Data for review:
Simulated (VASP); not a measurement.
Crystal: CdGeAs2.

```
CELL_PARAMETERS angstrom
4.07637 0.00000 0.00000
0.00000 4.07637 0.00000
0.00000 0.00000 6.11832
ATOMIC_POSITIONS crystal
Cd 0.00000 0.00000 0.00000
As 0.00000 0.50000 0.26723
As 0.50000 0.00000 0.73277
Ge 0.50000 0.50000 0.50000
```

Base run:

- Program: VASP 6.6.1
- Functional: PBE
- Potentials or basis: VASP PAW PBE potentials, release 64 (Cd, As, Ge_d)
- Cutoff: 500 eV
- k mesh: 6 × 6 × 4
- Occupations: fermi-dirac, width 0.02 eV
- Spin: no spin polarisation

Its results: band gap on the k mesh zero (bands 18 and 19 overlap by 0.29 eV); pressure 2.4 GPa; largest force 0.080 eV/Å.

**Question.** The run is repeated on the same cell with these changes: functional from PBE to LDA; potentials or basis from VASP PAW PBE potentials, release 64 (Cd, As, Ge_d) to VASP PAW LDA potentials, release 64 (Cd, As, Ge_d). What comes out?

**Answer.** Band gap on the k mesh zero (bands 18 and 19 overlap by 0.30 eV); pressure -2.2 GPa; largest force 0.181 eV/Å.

Requirement: In the data above, find the line that contains "- Potentials or" and the line that contains "Its results: band". Repeat exactly those lines and every line between them, and only those.

Your response:
- Potentials or basis: VASP PAW PBE potentials, release 64 (Cd, As, Ge_d)
- Cutoff: 500 eV
- k mesh: 6 × 6 × 4
- Occupations: fermi-dirac, width 0.02 eV
- Spin: no spin polarisation

Its results: band gap on the k mesh zero (bands 18 and 19 overlap by 0.29 eV); pressure 2.4 GPa; largest force 0.080 eV/Å.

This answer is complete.